DATASET RECORDS
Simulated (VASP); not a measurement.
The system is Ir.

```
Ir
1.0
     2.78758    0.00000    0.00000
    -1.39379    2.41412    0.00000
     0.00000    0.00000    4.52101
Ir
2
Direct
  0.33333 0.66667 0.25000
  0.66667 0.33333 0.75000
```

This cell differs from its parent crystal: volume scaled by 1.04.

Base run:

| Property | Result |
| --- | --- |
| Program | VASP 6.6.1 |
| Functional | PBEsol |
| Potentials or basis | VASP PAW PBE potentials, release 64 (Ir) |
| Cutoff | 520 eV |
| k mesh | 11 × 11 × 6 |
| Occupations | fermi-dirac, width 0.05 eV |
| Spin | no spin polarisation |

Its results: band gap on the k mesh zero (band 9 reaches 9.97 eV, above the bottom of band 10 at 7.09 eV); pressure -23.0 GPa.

REQUIRED ACTION
Take the listing above and repeat exactly the lines from the one containing "Property | Result |" through the one containing "spin polarisation |", both included.

ANSWER BOX
| Property | Result |
| --- | --- |
| Program | VASP 6.6.1 |
| Functional | PBEsol |
| Potentials or basis | VASP PAW PBE potentials, release 64 (Ir) |
| Cutoff | 520 eV |
| k mesh | 11 × 11 × 6 |
| Occupations | fermi-dirac, width 0.05 eV |
| Spin | no spin polarisation |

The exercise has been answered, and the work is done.